_DATA PROVIDED_
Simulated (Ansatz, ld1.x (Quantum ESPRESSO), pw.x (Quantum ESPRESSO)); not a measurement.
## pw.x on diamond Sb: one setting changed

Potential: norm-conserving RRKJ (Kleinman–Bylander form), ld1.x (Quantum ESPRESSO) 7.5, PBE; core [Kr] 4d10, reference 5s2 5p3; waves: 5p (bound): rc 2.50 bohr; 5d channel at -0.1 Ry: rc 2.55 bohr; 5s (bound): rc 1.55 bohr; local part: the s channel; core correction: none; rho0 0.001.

_ACTION ITEM_
Transcribe every record above so that nothing differs from the original.

_ANSWER SECTION_
Simulated (Ansatz, ld1.x (Quantum ESPRESSO), pw.x (Quantum ESPRESSO)); not a measurement.
## pw.x on diamond Sb: one setting changed

Potential: norm-conserving RRKJ (Kleinman–Bylander form), ld1.x (Quantum ESPRESSO) 7.5, PBE; core [Kr] 4d10, reference 5s2 5p3; waves: 5p (bound): rc 2.50 bohr; 5d channel at -0.1 Ry: rc 2.55 bohr; 5s (bound): rc 1.55 bohr; local part: the s channel; core correction: none; rho0 0.001.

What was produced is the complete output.